## ASSIGNMENT:
From the data below, repeat exactly the lines from the line with "ZnS: element substitutions" to the line with "Each row replaces", both included.

## DATA TO EXAMINE:
▬▬▬▬▬▬▬▬▬▬

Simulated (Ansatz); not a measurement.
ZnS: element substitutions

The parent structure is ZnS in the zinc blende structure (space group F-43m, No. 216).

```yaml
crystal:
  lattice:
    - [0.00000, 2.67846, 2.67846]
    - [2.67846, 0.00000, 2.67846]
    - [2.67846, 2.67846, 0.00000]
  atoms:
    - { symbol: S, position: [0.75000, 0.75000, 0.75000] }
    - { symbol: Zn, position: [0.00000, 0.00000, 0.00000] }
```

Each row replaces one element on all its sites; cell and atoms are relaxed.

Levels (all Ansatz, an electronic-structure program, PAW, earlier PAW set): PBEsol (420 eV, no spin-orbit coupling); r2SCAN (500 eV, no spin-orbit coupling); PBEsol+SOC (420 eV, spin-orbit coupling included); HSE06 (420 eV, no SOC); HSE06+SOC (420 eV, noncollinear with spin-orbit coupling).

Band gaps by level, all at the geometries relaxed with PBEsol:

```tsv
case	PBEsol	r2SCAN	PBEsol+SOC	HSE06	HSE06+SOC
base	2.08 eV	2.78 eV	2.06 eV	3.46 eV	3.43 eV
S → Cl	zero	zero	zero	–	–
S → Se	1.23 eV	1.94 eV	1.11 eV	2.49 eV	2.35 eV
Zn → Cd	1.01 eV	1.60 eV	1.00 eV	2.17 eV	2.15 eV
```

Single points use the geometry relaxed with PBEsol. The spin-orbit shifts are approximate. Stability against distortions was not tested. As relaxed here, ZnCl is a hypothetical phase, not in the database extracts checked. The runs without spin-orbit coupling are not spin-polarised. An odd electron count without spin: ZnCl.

▬▬▬▬▬▬▬▬▬▬

## SOLUTION:
ZnS: element substitutions

The parent structure is ZnS in the zinc blende structure (space group F-43m, No. 216).

```yaml
crystal:
  lattice:
    - [0.00000, 2.67846, 2.67846]
    - [2.67846, 0.00000, 2.67846]
    - [2.67846, 2.67846, 0.00000]
  atoms:
    - { symbol: S, position: [0.75000, 0.75000, 0.75000] }
    - { symbol: Zn, position: [0.00000, 0.00000, 0.00000] }
```

Each row replaces one element on all its sites; cell and atoms are relaxed.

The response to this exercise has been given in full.